*Work instruction:* The full listing should be set down exactly as it reads.

*Record excerpts:*
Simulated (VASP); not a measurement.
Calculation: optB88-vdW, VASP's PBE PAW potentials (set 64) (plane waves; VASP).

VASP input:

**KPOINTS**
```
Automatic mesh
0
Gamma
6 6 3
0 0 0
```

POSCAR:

*Written solution:*
Simulated (VASP); not a measurement.
Calculation: optB88-vdW, VASP's PBE PAW potentials (set 64) (plane waves; VASP).

VASP input:

**KPOINTS**
```
Automatic mesh
0
Gamma
6 6 3
0 0 0
```

POSCAR:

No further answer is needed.